▸ DATA EXTRACTS:
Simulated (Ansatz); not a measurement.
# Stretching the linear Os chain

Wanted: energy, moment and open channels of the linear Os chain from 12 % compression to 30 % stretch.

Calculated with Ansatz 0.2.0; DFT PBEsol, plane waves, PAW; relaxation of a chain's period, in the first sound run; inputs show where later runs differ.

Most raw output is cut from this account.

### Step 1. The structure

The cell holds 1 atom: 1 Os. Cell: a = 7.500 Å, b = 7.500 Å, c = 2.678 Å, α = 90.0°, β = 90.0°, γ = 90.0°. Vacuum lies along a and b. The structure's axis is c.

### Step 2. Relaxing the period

▸ ASSIGNMENT: From the very first line of the records down to the line with "The cell holds", please write out each line exactly, including both ends and no other lines.

▸ ANSWER AREA:
Simulated (Ansatz); not a measurement.
# Stretching the linear Os chain

Wanted: energy, moment and open channels of the linear Os chain from 12 % compression to 30 % stretch.

Calculated with Ansatz 0.2.0; DFT PBEsol, plane waves, PAW; relaxation of a chain's period, in the first sound run; inputs show where later runs differ.

Most raw output is cut from this account.

### Step 1. The structure

The cell holds 1 atom: 1 Os. Cell: a = 7.500 Å, b = 7.500 Å, c = 2.678 Å, α = 90.0°, β = 90.0°, γ = 90.0°. Vacuum lies along a and b. The structure's axis is c.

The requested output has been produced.